Requirement: Reproduce each line from the first in the data through the line that contains "Method: one geometry, several" exactly; give nothing else.

Entries provided:
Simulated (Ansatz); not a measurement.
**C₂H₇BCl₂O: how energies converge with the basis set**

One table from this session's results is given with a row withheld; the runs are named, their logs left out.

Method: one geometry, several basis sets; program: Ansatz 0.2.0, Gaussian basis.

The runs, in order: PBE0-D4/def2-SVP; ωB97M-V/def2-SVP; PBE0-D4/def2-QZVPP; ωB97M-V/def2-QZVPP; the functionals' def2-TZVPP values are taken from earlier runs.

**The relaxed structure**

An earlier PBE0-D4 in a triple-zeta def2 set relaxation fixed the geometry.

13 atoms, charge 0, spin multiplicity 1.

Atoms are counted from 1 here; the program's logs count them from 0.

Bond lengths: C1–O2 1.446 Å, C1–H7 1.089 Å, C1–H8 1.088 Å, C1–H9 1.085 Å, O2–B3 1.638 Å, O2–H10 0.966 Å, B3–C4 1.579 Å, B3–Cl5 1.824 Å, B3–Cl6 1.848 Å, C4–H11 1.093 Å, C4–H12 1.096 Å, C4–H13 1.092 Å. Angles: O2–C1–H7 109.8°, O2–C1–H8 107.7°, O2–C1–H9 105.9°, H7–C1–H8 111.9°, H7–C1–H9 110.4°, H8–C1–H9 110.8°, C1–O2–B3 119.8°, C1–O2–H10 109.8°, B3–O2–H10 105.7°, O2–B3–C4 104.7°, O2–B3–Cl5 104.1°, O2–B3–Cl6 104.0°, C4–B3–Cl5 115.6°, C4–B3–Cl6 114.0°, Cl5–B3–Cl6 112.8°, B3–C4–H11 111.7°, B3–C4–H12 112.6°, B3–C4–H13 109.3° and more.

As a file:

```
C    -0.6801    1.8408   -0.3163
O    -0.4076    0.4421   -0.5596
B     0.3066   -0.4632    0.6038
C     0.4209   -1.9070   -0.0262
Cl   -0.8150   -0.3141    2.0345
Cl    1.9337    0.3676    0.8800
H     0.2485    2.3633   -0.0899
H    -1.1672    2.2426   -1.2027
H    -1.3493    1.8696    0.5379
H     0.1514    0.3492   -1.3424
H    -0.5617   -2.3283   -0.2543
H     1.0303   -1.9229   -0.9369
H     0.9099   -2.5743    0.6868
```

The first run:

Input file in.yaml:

Exercise response:
Simulated (Ansatz); not a measurement.
**C₂H₇BCl₂O: how energies converge with the basis set**

One table from this session's results is given with a row withheld; the runs are named, their logs left out.

Method: one geometry, several basis sets; program: Ansatz 0.2.0, Gaussian basis.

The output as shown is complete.